RECORD EXTRACTS
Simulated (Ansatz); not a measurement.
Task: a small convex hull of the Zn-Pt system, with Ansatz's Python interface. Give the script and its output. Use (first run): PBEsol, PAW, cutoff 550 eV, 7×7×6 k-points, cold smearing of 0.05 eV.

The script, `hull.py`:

WORK REQUEST
Exactly repeat the lines running from the top of the listing to the line bearing "Task: a small", both of those lines included, and only them.

EXERCISE OUTPUT
Simulated (Ansatz); not a measurement.
Task: a small convex hull of the Zn-Pt system, with Ansatz's Python interface. Give the script and its output. Use (first run): PBEsol, PAW, cutoff 550 eV, 7×7×6 k-points, cold smearing of 0.05 eV.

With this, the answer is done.